• WORK ITEM: An exact copy of every record is needed.

• DATA:
■ ■ ■ ■

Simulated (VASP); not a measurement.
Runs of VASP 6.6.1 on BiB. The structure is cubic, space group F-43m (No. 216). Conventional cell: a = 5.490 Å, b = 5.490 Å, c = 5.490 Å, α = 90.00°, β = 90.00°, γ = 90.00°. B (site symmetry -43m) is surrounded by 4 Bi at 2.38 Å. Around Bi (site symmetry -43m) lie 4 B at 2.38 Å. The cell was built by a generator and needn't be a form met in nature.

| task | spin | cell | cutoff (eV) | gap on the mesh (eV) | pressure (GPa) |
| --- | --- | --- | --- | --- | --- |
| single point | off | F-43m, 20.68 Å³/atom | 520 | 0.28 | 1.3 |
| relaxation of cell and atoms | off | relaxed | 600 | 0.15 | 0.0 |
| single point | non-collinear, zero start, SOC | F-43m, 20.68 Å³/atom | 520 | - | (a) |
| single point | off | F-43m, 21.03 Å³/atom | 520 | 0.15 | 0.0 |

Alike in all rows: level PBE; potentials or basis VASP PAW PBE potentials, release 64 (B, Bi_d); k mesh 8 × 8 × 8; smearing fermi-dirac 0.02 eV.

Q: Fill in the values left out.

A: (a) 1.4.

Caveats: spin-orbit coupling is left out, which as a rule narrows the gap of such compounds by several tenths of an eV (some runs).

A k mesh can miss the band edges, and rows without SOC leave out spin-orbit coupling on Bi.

■ ■ ■ ■

• TASK OUTPUT:
Simulated (VASP); not a measurement.
Runs of VASP 6.6.1 on BiB. The structure is cubic, space group F-43m (No. 216). Conventional cell: a = 5.490 Å, b = 5.490 Å, c = 5.490 Å, α = 90.00°, β = 90.00°, γ = 90.00°. B (site symmetry -43m) is surrounded by 4 Bi at 2.38 Å. Around Bi (site symmetry -43m) lie 4 B at 2.38 Å. The cell was built by a generator and needn't be a form met in nature.

| task | spin | cell | cutoff (eV) | gap on the mesh (eV) | pressure (GPa) |
| --- | --- | --- | --- | --- | --- |
| single point | off | F-43m, 20.68 Å³/atom | 520 | 0.28 | 1.3 |
| relaxation of cell and atoms | off | relaxed | 600 | 0.15 | 0.0 |
| single point | non-collinear, zero start, SOC | F-43m, 20.68 Å³/atom | 520 | - | (a) |
| single point | off | F-43m, 21.03 Å³/atom | 520 | 0.15 | 0.0 |

Alike in all rows: level PBE; potentials or basis VASP PAW PBE potentials, release 64 (B, Bi_d); k mesh 8 × 8 × 8; smearing fermi-dirac 0.02 eV.

Q: Fill in the values left out.

A: (a) 1.4.

Caveats: spin-orbit coupling is left out, which as a rule narrows the gap of such compounds by several tenths of an eV (some runs).

A k mesh can miss the band edges, and rows without SOC leave out spin-orbit coupling on Bi.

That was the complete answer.